Entries supplied =>
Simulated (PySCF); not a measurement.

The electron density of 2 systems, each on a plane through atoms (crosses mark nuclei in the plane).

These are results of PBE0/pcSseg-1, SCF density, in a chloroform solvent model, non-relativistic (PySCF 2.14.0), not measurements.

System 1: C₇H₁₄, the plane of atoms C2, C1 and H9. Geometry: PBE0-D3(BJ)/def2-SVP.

Requirement => All lines above should be output verbatim.

Your response =>
Simulated (PySCF); not a measurement.

The electron density of 2 systems, each on a plane through atoms (crosses mark nuclei in the plane).

These are results of PBE0/pcSseg-1, SCF density, in a chloroform solvent model, non-relativistic (PySCF 2.14.0), not measurements.

System 1: C₇H₁₄, the plane of atoms C2, C1 and H9. Geometry: PBE0-D3(BJ)/def2-SVP.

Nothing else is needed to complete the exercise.